**RECORD EXTRACTS**
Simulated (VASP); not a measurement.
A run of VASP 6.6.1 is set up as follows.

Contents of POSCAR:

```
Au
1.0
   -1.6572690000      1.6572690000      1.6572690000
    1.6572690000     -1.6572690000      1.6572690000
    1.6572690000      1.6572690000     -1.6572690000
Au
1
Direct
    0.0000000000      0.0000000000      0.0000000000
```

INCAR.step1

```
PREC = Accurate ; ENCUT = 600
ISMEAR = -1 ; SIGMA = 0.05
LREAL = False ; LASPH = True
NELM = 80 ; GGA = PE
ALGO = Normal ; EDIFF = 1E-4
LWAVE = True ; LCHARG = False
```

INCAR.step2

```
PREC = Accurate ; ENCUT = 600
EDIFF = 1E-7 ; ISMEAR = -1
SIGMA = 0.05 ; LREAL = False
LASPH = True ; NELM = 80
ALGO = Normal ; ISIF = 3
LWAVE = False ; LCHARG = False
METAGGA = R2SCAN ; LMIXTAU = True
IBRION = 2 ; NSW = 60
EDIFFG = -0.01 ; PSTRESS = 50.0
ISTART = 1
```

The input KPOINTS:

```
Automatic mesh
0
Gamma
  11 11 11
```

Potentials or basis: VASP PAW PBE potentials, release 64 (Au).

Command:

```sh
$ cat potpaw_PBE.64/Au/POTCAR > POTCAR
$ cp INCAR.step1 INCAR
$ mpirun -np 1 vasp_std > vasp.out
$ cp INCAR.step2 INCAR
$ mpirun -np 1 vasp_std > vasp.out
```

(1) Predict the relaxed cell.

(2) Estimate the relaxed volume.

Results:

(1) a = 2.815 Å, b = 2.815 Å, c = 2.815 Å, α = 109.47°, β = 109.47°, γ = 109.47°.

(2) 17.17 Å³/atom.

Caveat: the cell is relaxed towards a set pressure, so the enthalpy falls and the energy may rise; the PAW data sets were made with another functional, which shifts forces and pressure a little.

**ACTIVITY**
Without changing anything, quote the lines from the top of the data to the line that contains "(2) 17.17 Å³/atom.", including that line.

**WRITTEN ANSWER**
Simulated (VASP); not a measurement.
A run of VASP 6.6.1 is set up as follows.

Contents of POSCAR:

```
Au
1.0
   -1.6572690000      1.6572690000      1.6572690000
    1.6572690000     -1.6572690000      1.6572690000
    1.6572690000      1.6572690000     -1.6572690000
Au
1
Direct
    0.0000000000      0.0000000000      0.0000000000
```

INCAR.step1

```
PREC = Accurate ; ENCUT = 600
ISMEAR = -1 ; SIGMA = 0.05
LREAL = False ; LASPH = True
NELM = 80 ; GGA = PE
ALGO = Normal ; EDIFF = 1E-4
LWAVE = True ; LCHARG = False
```

INCAR.step2

```
PREC = Accurate ; ENCUT = 600
EDIFF = 1E-7 ; ISMEAR = -1
SIGMA = 0.05 ; LREAL = False
LASPH = True ; NELM = 80
ALGO = Normal ; ISIF = 3
LWAVE = False ; LCHARG = False
METAGGA = R2SCAN ; LMIXTAU = True
IBRION = 2 ; NSW = 60
EDIFFG = -0.01 ; PSTRESS = 50.0
ISTART = 1
```

The input KPOINTS:

```
Automatic mesh
0
Gamma
  11 11 11
```

Potentials or basis: VASP PAW PBE potentials, release 64 (Au).

Command:

```sh
$ cat potpaw_PBE.64/Au/POTCAR > POTCAR
$ cp INCAR.step1 INCAR
$ mpirun -np 1 vasp_std > vasp.out
$ cp INCAR.step2 INCAR
$ mpirun -np 1 vasp_std > vasp.out
```

(1) Predict the relaxed cell.

(2) Estimate the relaxed volume.

Results:

(1) a = 2.815 Å, b = 2.815 Å, c = 2.815 Å, α = 109.47°, β = 109.47°, γ = 109.47°.

(2) 17.17 Å³/atom.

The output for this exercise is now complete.